# # # # #
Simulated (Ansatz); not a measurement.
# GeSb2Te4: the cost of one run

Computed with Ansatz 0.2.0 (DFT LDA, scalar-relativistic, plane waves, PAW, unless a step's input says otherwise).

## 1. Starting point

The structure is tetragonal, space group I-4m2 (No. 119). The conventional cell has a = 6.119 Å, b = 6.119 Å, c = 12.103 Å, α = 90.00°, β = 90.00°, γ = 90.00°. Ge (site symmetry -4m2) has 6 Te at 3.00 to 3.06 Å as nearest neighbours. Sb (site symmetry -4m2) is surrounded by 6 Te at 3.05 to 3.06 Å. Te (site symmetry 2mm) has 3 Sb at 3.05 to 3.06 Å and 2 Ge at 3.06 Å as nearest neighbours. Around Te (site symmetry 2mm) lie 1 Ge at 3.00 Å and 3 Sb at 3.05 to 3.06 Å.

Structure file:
# # # # #

ASSIGNMENT »
Transcribe the data above in full, keeping every word as it is.

TASK RESPONSE »
Simulated (Ansatz); not a measurement.
# GeSb2Te4: the cost of one run

Computed with Ansatz 0.2.0 (DFT LDA, scalar-relativistic, plane waves, PAW, unless a step's input says otherwise).

## 1. Starting point

The structure is tetragonal, space group I-4m2 (No. 119). The conventional cell has a = 6.119 Å, b = 6.119 Å, c = 12.103 Å, α = 90.00°, β = 90.00°, γ = 90.00°. Ge (site symmetry -4m2) has 6 Te at 3.00 to 3.06 Å as nearest neighbours. Sb (site symmetry -4m2) is surrounded by 6 Te at 3.05 to 3.06 Å. Te (site symmetry 2mm) has 3 Sb at 3.05 to 3.06 Å and 2 Ge at 3.06 Å as nearest neighbours. Around Te (site symmetry 2mm) lie 1 Ge at 3.00 Å and 3 Sb at 3.05 to 3.06 Å.

Structure file:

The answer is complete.